● Dataset extract
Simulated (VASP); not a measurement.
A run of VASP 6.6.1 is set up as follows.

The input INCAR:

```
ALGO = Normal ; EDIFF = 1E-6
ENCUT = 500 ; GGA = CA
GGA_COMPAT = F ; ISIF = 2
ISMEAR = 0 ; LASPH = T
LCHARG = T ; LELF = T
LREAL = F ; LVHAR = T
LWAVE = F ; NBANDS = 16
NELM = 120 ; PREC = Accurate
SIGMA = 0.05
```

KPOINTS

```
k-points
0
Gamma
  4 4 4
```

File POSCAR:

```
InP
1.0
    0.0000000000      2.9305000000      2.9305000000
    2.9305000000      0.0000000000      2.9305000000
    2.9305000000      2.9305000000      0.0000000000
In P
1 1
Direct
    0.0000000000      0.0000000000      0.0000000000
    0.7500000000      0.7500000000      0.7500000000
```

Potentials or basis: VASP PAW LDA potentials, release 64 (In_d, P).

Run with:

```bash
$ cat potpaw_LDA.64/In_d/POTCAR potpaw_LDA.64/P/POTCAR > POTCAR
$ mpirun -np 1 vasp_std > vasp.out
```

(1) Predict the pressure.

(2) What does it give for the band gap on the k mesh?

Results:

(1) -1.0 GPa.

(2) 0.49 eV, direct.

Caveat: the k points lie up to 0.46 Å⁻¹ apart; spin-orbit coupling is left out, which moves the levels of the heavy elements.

● Activity
Retype, exactly and in full, the lines above from the one containing "(1) Predict the pressure." through the one containing "(2) 0.49 eV, direct.".

● Your solution
(1) Predict the pressure.

(2) What does it give for the band gap on the k mesh?

Results:

(1) -1.0 GPa.

(2) 0.49 eV, direct.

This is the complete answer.